*** Opening EXTRACTED DATA ***

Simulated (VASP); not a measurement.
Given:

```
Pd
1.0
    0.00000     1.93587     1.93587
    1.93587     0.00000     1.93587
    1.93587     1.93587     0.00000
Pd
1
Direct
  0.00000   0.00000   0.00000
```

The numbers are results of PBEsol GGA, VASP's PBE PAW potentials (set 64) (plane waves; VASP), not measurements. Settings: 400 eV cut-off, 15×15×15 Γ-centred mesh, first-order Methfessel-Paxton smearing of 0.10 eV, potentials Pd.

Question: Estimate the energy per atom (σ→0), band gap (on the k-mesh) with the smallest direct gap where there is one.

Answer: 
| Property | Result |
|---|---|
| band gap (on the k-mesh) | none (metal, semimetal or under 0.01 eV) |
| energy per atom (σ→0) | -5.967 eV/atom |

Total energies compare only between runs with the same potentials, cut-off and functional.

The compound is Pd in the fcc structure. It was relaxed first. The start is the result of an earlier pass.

*** Closing EXTRACTED DATA ***

From the very first line of the data through the line with "Total energies compare" in it, please reproduce each line exactly and output nothing more.

Simulated (VASP); not a measurement.
Given:

```
Pd
1.0
    0.00000     1.93587     1.93587
    1.93587     0.00000     1.93587
    1.93587     1.93587     0.00000
Pd
1
Direct
  0.00000   0.00000   0.00000
```

The numbers are results of PBEsol GGA, VASP's PBE PAW potentials (set 64) (plane waves; VASP), not measurements. Settings: 400 eV cut-off, 15×15×15 Γ-centred mesh, first-order Methfessel-Paxton smearing of 0.10 eV, potentials Pd.

Question: Estimate the energy per atom (σ→0), band gap (on the k-mesh) with the smallest direct gap where there is one.

Answer: 
| Property | Result |
|---|---|
| band gap (on the k-mesh) | none (metal, semimetal or under 0.01 eV) |
| energy per atom (σ→0) | -5.967 eV/atom |

Total energies compare only between runs with the same potentials, cut-off and functional.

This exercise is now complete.